__Exercise data__:
*** Block opens ***

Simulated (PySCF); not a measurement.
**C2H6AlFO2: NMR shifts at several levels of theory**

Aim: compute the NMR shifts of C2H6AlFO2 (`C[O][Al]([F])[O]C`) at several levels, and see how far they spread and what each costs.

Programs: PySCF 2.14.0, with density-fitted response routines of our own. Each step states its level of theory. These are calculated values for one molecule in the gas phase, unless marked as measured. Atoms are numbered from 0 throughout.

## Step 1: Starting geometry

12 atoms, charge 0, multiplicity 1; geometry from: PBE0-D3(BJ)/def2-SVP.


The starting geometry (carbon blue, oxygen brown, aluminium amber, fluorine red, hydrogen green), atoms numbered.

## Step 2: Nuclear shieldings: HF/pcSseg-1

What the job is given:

*** Block closes ***

__Task item__:
Output all of the material exactly.

__Response box__:
Simulated (PySCF); not a measurement.
**C2H6AlFO2: NMR shifts at several levels of theory**

Aim: compute the NMR shifts of C2H6AlFO2 (`C[O][Al]([F])[O]C`) at several levels, and see how far they spread and what each costs.

Programs: PySCF 2.14.0, with density-fitted response routines of our own. Each step states its level of theory. These are calculated values for one molecule in the gas phase, unless marked as measured. Atoms are numbered from 0 throughout.

## Step 1: Starting geometry

12 atoms, charge 0, multiplicity 1; geometry from: PBE0-D3(BJ)/def2-SVP.


The starting geometry (carbon blue, oxygen brown, aluminium amber, fluorine red, hydrogen green), atoms numbered.

## Step 2: Nuclear shieldings: HF/pcSseg-1

What the job is given:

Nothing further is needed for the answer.